**Work order:**
Output the full listing exactly, character for character.

**Records supplied:**
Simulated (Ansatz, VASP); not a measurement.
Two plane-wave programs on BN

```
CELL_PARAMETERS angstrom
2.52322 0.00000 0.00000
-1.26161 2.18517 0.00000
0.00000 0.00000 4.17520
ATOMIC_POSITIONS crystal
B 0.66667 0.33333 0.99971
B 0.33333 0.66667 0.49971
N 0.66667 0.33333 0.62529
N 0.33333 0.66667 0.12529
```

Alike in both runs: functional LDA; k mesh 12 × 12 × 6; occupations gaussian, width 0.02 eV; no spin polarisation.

**Written answer:**
Simulated (Ansatz, VASP); not a measurement.
Two plane-wave programs on BN

```
CELL_PARAMETERS angstrom
2.52322 0.00000 0.00000
-1.26161 2.18517 0.00000
0.00000 0.00000 4.17520
ATOMIC_POSITIONS crystal
B 0.66667 0.33333 0.99971
B 0.33333 0.66667 0.49971
N 0.66667 0.33333 0.62529
N 0.33333 0.66667 0.12529
```

Alike in both runs: functional LDA; k mesh 12 × 12 × 6; occupations gaussian, width 0.02 eV; no spin polarisation.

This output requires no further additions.